Start of Dataset content
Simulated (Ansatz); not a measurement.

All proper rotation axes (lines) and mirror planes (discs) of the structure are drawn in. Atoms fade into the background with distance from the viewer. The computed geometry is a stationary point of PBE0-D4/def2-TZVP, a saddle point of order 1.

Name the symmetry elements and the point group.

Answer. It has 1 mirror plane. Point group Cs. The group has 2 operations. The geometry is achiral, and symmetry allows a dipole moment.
End of Dataset content

* _Task item_
Please print all the data again exactly as given.

* _Task response_
Simulated (Ansatz); not a measurement.

All proper rotation axes (lines) and mirror planes (discs) of the structure are drawn in. Atoms fade into the background with distance from the viewer. The computed geometry is a stationary point of PBE0-D4/def2-TZVP, a saddle point of order 1.

Name the symmetry elements and the point group.

Answer. It has 1 mirror plane. Point group Cs. The group has 2 operations. The geometry is achiral, and symmetry allows a dipole moment.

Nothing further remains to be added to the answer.